=== Begin Enclosure ===
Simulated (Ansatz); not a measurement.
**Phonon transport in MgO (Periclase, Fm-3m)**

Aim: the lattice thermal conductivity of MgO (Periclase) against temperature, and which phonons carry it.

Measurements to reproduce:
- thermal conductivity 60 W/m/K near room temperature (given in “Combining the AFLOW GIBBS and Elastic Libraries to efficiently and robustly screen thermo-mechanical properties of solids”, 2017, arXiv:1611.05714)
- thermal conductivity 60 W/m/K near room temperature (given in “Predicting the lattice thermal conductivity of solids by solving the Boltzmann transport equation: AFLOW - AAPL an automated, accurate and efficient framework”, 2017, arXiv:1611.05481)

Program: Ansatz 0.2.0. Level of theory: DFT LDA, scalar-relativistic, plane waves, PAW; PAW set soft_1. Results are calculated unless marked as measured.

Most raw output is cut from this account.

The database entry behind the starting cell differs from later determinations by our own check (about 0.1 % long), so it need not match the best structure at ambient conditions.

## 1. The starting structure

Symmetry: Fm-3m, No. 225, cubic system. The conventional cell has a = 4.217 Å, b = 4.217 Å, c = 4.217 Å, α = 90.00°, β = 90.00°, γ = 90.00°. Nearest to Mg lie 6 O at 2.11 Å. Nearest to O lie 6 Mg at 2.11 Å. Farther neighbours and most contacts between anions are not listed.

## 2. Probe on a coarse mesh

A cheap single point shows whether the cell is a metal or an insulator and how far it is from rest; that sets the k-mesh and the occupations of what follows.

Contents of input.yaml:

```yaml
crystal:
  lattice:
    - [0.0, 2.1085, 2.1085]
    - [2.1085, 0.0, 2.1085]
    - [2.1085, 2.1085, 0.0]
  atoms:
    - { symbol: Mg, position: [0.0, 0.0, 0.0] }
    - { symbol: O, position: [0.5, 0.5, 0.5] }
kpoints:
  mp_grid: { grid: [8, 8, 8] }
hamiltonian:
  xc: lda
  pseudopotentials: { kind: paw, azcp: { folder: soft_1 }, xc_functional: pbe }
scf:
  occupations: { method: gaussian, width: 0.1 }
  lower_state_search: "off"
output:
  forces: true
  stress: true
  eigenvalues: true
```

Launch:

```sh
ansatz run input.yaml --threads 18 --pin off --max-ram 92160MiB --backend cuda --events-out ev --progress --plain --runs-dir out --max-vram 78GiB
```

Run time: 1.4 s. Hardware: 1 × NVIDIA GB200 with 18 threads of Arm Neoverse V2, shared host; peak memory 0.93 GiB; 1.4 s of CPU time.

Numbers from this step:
=== End Enclosure ===

**Work item:**
From the first line of the data above to the line holding "Program: Ansatz 0.2.0.", reproduce each line exactly; emit no other lines.

**Written response:**
Simulated (Ansatz); not a measurement.
**Phonon transport in MgO (Periclase, Fm-3m)**

Aim: the lattice thermal conductivity of MgO (Periclase) against temperature, and which phonons carry it.

Measurements to reproduce:
- thermal conductivity 60 W/m/K near room temperature (given in “Combining the AFLOW GIBBS and Elastic Libraries to efficiently and robustly screen thermo-mechanical properties of solids”, 2017, arXiv:1611.05714)
- thermal conductivity 60 W/m/K near room temperature (given in “Predicting the lattice thermal conductivity of solids by solving the Boltzmann transport equation: AFLOW - AAPL an automated, accurate and efficient framework”, 2017, arXiv:1611.05481)

Program: Ansatz 0.2.0. Level of theory: DFT LDA, scalar-relativistic, plane waves, PAW; PAW set soft_1. Results are calculated unless marked as measured.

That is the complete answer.